— Exercise —
Using the records below, transcribe word for word the stretch from the line that contains "System: Ca (2 atoms in the cell)." through the line that contains "Method: Kohn-Sham DFT", both end lines included, and nothing else.

- - - - - - -

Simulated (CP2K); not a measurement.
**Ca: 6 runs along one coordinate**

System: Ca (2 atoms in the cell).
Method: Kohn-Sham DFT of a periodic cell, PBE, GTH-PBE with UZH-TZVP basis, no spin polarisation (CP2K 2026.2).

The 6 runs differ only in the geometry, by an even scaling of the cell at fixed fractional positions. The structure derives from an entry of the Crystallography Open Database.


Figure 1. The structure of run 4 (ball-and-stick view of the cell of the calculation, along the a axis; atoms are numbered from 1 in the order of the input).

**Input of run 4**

- - - - - - -

— Written answer —
System: Ca (2 atoms in the cell).
Method: Kohn-Sham DFT of a periodic cell, PBE, GTH-PBE with UZH-TZVP basis, no spin polarisation (CP2K 2026.2).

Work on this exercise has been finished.